WORK TASK:
Within the data that follows, set down exactly the lines from the one containing "Hf, 3 atoms" through the one containing "Potentials or basis: VASP", both ends included.

ENTRIES SUPPLIED:
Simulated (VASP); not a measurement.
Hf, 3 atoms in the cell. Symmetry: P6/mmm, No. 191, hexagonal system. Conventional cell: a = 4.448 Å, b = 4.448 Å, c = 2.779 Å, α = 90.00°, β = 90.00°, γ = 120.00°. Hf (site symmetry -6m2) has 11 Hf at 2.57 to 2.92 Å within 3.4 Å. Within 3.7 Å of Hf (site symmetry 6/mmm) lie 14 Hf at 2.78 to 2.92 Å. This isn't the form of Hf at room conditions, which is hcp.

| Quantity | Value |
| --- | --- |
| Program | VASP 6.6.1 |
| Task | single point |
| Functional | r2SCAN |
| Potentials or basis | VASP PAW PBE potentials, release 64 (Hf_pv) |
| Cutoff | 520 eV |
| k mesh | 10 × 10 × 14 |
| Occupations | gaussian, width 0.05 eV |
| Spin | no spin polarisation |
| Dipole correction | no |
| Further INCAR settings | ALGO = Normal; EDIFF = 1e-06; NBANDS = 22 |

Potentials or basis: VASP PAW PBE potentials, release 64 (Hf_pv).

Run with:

PROBLEM SOLUTION:
Hf, 3 atoms in the cell. Symmetry: P6/mmm, No. 191, hexagonal system. Conventional cell: a = 4.448 Å, b = 4.448 Å, c = 2.779 Å, α = 90.00°, β = 90.00°, γ = 120.00°. Hf (site symmetry -6m2) has 11 Hf at 2.57 to 2.92 Å within 3.4 Å. Within 3.7 Å of Hf (site symmetry 6/mmm) lie 14 Hf at 2.78 to 2.92 Å. This isn't the form of Hf at room conditions, which is hcp.

| Quantity | Value |
| --- | --- |
| Program | VASP 6.6.1 |
| Task | single point |
| Functional | r2SCAN |
| Potentials or basis | VASP PAW PBE potentials, release 64 (Hf_pv) |
| Cutoff | 520 eV |
| k mesh | 10 × 10 × 14 |
| Occupations | gaussian, width 0.05 eV |
| Spin | no spin polarisation |
| Dipole correction | no |
| Further INCAR settings | ALGO = Normal; EDIFF = 1e-06; NBANDS = 22 |

Potentials or basis: VASP PAW PBE potentials, release 64 (Hf_pv).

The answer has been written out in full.